§ **Extracted entries**
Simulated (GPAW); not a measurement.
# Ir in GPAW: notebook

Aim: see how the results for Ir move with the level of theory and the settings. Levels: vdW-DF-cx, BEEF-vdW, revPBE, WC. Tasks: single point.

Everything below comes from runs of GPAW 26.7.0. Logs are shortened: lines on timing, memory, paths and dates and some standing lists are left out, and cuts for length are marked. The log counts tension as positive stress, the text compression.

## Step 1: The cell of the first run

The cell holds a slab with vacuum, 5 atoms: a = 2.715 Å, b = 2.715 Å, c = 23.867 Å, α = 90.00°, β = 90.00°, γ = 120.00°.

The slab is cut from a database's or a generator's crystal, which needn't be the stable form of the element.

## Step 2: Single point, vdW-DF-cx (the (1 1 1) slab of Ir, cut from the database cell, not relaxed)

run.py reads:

§ **Work task**
Please retype the listing word for word, from its first line through the line containing "## Step 2: Single", and add nothing else.

§ **Answer box**
Simulated (GPAW); not a measurement.
# Ir in GPAW: notebook

Aim: see how the results for Ir move with the level of theory and the settings. Levels: vdW-DF-cx, BEEF-vdW, revPBE, WC. Tasks: single point.

Everything below comes from runs of GPAW 26.7.0. Logs are shortened: lines on timing, memory, paths and dates and some standing lists are left out, and cuts for length are marked. The log counts tension as positive stress, the text compression.

## Step 1: The cell of the first run

The cell holds a slab with vacuum, 5 atoms: a = 2.715 Å, b = 2.715 Å, c = 23.867 Å, α = 90.00°, β = 90.00°, γ = 120.00°.

The slab is cut from a database's or a generator's crystal, which needn't be the stable form of the element.

## Step 2: Single point, vdW-DF-cx (the (1 1 1) slab of Ir, cut from the database cell, not relaxed)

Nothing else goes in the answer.